=== RECORDS SHOWN ===
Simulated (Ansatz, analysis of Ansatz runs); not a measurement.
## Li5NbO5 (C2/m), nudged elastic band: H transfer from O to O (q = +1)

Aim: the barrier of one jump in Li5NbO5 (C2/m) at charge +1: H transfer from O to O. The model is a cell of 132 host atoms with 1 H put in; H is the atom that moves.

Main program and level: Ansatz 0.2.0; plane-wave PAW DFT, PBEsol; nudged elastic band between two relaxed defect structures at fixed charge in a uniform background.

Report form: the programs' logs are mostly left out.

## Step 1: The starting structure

=== WORK INSTRUCTION ===
Please restate the whole listing word for word.

=== WRITTEN SOLUTION ===
Simulated (Ansatz, analysis of Ansatz runs); not a measurement.
## Li5NbO5 (C2/m), nudged elastic band: H transfer from O to O (q = +1)

Aim: the barrier of one jump in Li5NbO5 (C2/m) at charge +1: H transfer from O to O. The model is a cell of 132 host atoms with 1 H put in; H is the atom that moves.

Main program and level: Ansatz 0.2.0; plane-wave PAW DFT, PBEsol; nudged elastic band between two relaxed defect structures at fixed charge in a uniform background.

Report form: the programs' logs are mostly left out.

## Step 1: The starting structure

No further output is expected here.